__Recorded information__
------

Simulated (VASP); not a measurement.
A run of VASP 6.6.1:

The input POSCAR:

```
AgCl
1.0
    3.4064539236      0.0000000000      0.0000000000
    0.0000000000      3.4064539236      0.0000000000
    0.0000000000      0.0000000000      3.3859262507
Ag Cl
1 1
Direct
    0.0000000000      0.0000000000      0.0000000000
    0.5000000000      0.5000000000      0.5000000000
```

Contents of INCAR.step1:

------

__Work item__
The entries above need to be repeated in full, exactly as written.

__Task answer__
Simulated (VASP); not a measurement.
A run of VASP 6.6.1:

The input POSCAR:

```
AgCl
1.0
    3.4064539236      0.0000000000      0.0000000000
    0.0000000000      3.4064539236      0.0000000000
    0.0000000000      0.0000000000      3.3859262507
Ag Cl
1 1
Direct
    0.0000000000      0.0000000000      0.0000000000
    0.5000000000      0.5000000000      0.5000000000
```

Contents of INCAR.step1:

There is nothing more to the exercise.